## WORK INSTRUCTION
Given the records below, transcribe each of them exactly.

## PROVIDED MATERIAL
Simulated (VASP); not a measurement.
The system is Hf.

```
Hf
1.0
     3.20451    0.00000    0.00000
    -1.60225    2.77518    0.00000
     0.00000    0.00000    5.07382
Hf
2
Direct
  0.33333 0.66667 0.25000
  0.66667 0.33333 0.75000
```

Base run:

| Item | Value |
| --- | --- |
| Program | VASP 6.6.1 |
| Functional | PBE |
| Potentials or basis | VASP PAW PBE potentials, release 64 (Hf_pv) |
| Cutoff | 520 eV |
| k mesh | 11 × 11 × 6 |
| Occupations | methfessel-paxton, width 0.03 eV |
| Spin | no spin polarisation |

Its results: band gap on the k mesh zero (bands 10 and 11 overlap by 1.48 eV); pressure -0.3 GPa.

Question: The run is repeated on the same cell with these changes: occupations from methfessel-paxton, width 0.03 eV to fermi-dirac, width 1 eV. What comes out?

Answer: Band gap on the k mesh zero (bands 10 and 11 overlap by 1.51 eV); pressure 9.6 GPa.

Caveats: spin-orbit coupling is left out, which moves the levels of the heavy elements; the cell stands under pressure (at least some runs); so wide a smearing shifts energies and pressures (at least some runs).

## TASK RESPONSE
Simulated (VASP); not a measurement.
The system is Hf.

```
Hf
1.0
     3.20451    0.00000    0.00000
    -1.60225    2.77518    0.00000
     0.00000    0.00000    5.07382
Hf
2
Direct
  0.33333 0.66667 0.25000
  0.66667 0.33333 0.75000
```

Base run:

| Item | Value |
| --- | --- |
| Program | VASP 6.6.1 |
| Functional | PBE |
| Potentials or basis | VASP PAW PBE potentials, release 64 (Hf_pv) |
| Cutoff | 520 eV |
| k mesh | 11 × 11 × 6 |
| Occupations | methfessel-paxton, width 0.03 eV |
| Spin | no spin polarisation |

Its results: band gap on the k mesh zero (bands 10 and 11 overlap by 1.48 eV); pressure -0.3 GPa.

Question: The run is repeated on the same cell with these changes: occupations from methfessel-paxton, width 0.03 eV to fermi-dirac, width 1 eV. What comes out?

Answer: Band gap on the k mesh zero (bands 10 and 11 overlap by 1.51 eV); pressure 9.6 GPa.

Caveats: spin-orbit coupling is left out, which moves the levels of the heavy elements; the cell stands under pressure (at least some runs); so wide a smearing shifts energies and pressures (at least some runs).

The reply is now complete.